= = =

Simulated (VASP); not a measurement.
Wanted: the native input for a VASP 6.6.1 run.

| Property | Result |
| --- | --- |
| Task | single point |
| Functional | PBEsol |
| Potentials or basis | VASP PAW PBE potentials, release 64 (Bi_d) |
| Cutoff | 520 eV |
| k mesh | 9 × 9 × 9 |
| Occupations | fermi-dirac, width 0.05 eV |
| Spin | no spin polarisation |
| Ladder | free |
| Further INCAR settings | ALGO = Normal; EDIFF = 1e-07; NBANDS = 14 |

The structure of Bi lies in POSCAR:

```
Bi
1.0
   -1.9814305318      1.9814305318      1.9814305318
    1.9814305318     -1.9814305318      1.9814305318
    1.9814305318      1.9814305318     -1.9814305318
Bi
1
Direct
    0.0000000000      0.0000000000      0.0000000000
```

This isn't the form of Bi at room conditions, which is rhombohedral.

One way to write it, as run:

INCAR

= = =

• _Work order_:
Give back all the material, with each line exactly as it stands.

• _Response box_:
Simulated (VASP); not a measurement.
Wanted: the native input for a VASP 6.6.1 run.

| Property | Result |
| --- | --- |
| Task | single point |
| Functional | PBEsol |
| Potentials or basis | VASP PAW PBE potentials, release 64 (Bi_d) |
| Cutoff | 520 eV |
| k mesh | 9 × 9 × 9 |
| Occupations | fermi-dirac, width 0.05 eV |
| Spin | no spin polarisation |
| Ladder | free |
| Further INCAR settings | ALGO = Normal; EDIFF = 1e-07; NBANDS = 14 |

The structure of Bi lies in POSCAR:

```
Bi
1.0
   -1.9814305318      1.9814305318      1.9814305318
    1.9814305318     -1.9814305318      1.9814305318
    1.9814305318      1.9814305318     -1.9814305318
Bi
1
Direct
    0.0000000000      0.0000000000      0.0000000000
```

This isn't the form of Bi at room conditions, which is rhombohedral.

One way to write it, as run:

INCAR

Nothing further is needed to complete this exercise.